* **Material provided**
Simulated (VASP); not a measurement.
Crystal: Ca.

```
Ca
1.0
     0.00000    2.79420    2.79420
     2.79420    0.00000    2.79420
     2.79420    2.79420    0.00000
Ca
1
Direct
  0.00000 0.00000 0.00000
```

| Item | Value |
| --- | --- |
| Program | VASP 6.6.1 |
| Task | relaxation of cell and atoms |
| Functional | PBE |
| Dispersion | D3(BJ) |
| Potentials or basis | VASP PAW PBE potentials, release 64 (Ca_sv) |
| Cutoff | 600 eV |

* **Task item**
Copy the listing above out again in its entirety, exactly as written.

* **Your solution**
Simulated (VASP); not a measurement.
Crystal: Ca.

```
Ca
1.0
     0.00000    2.79420    2.79420
     2.79420    0.00000    2.79420
     2.79420    2.79420    0.00000
Ca
1
Direct
  0.00000 0.00000 0.00000
```

| Item | Value |
| --- | --- |
| Program | VASP 6.6.1 |
| Task | relaxation of cell and atoms |
| Functional | PBE |
| Dispersion | D3(BJ) |
| Potentials or basis | VASP PAW PBE potentials, release 64 (Ca_sv) |
| Cutoff | 600 eV |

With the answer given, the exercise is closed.